* WORK REQUEST *
Up to and including the line with "cutoffs and numerics.", repeat every line of the listing exactly, beginning at the first.

•••

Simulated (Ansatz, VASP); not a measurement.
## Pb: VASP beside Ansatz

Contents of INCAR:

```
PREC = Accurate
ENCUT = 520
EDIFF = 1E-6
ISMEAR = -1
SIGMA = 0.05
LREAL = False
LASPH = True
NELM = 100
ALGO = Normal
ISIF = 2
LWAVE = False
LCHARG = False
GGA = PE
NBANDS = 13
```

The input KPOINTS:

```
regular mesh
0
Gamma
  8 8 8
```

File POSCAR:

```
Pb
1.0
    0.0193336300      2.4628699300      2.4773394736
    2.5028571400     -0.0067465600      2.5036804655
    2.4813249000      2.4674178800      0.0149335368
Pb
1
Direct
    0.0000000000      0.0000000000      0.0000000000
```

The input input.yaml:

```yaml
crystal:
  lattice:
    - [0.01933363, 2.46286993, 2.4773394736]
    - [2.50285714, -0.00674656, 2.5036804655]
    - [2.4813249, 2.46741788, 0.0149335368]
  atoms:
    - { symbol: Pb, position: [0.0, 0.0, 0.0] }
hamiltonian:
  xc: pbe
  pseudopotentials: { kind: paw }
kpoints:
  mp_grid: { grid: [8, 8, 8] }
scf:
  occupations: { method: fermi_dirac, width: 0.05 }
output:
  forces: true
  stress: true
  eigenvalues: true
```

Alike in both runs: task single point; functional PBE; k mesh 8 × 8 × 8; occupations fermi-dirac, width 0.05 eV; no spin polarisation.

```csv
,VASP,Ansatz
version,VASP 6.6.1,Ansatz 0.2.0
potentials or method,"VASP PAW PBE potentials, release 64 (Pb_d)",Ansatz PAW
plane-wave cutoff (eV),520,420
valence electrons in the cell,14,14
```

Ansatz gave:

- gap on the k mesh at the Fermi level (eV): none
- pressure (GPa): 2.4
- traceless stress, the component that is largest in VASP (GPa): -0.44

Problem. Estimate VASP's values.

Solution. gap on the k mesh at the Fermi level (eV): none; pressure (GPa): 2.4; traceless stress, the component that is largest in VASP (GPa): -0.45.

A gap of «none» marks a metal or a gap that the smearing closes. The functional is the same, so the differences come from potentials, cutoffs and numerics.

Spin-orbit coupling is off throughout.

•••

* ANSWER SECTION *
Simulated (Ansatz, VASP); not a measurement.
## Pb: VASP beside Ansatz

Contents of INCAR:

```
PREC = Accurate
ENCUT = 520
EDIFF = 1E-6
ISMEAR = -1
SIGMA = 0.05
LREAL = False
LASPH = True
NELM = 100
ALGO = Normal
ISIF = 2
LWAVE = False
LCHARG = False
GGA = PE
NBANDS = 13
```

The input KPOINTS:

```
regular mesh
0
Gamma
  8 8 8
```

File POSCAR:

```
Pb
1.0
    0.0193336300      2.4628699300      2.4773394736
    2.5028571400     -0.0067465600      2.5036804655
    2.4813249000      2.4674178800      0.0149335368
Pb
1
Direct
    0.0000000000      0.0000000000      0.0000000000
```

The input input.yaml:

```yaml
crystal:
  lattice:
    - [0.01933363, 2.46286993, 2.4773394736]
    - [2.50285714, -0.00674656, 2.5036804655]
    - [2.4813249, 2.46741788, 0.0149335368]
  atoms:
    - { symbol: Pb, position: [0.0, 0.0, 0.0] }
hamiltonian:
  xc: pbe
  pseudopotentials: { kind: paw }
kpoints:
  mp_grid: { grid: [8, 8, 8] }
scf:
  occupations: { method: fermi_dirac, width: 0.05 }
output:
  forces: true
  stress: true
  eigenvalues: true
```

Alike in both runs: task single point; functional PBE; k mesh 8 × 8 × 8; occupations fermi-dirac, width 0.05 eV; no spin polarisation.

```csv
,VASP,Ansatz
version,VASP 6.6.1,Ansatz 0.2.0
potentials or method,"VASP PAW PBE potentials, release 64 (Pb_d)",Ansatz PAW
plane-wave cutoff (eV),520,420
valence electrons in the cell,14,14
```

Ansatz gave:

- gap on the k mesh at the Fermi level (eV): none
- pressure (GPa): 2.4
- traceless stress, the component that is largest in VASP (GPa): -0.44

Problem. Estimate VASP's values.

Solution. gap on the k mesh at the Fermi level (eV): none; pressure (GPa): 2.4; traceless stress, the component that is largest in VASP (GPa): -0.45.

A gap of «none» marks a metal or a gap that the smearing closes. The functional is the same, so the differences come from potentials, cutoffs and numerics.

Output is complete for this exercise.